Exercise: Transcribe the data below verbatim from the line with "Si 8.3731 12.7223" to the line with "Si 6.7931 0.6965 1.7637 0.139 -0.1101 -0.0591". Include both of those lines.

== Segment start ==
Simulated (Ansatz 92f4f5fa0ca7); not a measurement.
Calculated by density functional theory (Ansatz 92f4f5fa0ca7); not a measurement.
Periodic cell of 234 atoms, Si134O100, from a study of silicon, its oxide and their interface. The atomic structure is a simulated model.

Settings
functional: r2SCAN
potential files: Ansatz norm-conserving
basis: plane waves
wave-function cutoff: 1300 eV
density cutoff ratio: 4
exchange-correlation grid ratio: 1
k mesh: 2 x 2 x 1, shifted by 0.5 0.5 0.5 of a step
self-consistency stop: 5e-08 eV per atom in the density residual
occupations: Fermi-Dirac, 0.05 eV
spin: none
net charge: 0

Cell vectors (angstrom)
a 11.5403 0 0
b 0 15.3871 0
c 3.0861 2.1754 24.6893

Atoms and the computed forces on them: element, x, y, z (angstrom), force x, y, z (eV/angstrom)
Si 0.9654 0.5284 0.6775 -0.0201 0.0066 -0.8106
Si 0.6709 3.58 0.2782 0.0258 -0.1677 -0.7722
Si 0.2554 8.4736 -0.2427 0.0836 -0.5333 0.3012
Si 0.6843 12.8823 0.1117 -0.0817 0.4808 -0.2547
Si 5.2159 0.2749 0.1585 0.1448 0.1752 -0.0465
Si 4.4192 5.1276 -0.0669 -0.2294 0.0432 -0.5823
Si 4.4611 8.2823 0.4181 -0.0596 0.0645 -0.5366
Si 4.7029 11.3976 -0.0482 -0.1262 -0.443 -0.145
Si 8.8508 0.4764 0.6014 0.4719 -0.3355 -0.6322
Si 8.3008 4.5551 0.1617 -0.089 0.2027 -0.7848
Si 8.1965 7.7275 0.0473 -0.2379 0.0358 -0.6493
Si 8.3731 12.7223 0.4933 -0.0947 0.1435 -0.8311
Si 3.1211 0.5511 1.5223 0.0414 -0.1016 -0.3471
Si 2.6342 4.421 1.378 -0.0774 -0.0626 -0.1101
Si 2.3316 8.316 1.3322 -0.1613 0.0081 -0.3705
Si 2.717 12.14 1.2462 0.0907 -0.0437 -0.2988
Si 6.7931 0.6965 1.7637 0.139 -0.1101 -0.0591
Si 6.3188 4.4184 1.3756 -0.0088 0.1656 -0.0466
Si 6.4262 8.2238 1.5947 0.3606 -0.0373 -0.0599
== Segment end ==

Task response:
Si 8.3731 12.7223 0.4933 -0.0947 0.1435 -0.8311
Si 3.1211 0.5511 1.5223 0.0414 -0.1016 -0.3471
Si 2.6342 4.421 1.378 -0.0774 -0.0626 -0.1101
Si 2.3316 8.316 1.3322 -0.1613 0.0081 -0.3705
Si 2.717 12.14 1.2462 0.0907 -0.0437 -0.2988
Si 6.7931 0.6965 1.7637 0.139 -0.1101 -0.0591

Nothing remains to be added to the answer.